Work instruction. Copy out the data below verbatim.

==== Entries supplied ====

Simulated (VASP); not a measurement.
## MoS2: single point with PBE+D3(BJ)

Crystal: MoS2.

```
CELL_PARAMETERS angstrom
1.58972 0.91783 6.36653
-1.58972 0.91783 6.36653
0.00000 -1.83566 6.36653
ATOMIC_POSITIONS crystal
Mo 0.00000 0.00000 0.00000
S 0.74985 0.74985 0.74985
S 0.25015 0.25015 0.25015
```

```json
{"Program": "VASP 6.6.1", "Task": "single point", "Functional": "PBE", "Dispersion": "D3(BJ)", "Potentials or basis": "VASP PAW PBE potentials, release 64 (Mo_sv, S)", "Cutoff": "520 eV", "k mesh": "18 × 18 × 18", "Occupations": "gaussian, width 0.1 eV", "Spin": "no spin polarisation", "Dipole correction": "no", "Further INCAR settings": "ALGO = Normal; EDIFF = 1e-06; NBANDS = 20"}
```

====

Response.
Simulated (VASP); not a measurement.
## MoS2: single point with PBE+D3(BJ)

Crystal: MoS2.

```
CELL_PARAMETERS angstrom
1.58972 0.91783 6.36653
-1.58972 0.91783 6.36653
0.00000 -1.83566 6.36653
ATOMIC_POSITIONS crystal
Mo 0.00000 0.00000 0.00000
S 0.74985 0.74985 0.74985
S 0.25015 0.25015 0.25015
```

```json
{"Program": "VASP 6.6.1", "Task": "single point", "Functional": "PBE", "Dispersion": "D3(BJ)", "Potentials or basis": "VASP PAW PBE potentials, release 64 (Mo_sv, S)", "Cutoff": "520 eV", "k mesh": "18 × 18 × 18", "Occupations": "gaussian, width 0.1 eV", "Spin": "no spin polarisation", "Dipole correction": "no", "Further INCAR settings": "ALGO = Normal; EDIFF = 1e-06; NBANDS = 20"}
```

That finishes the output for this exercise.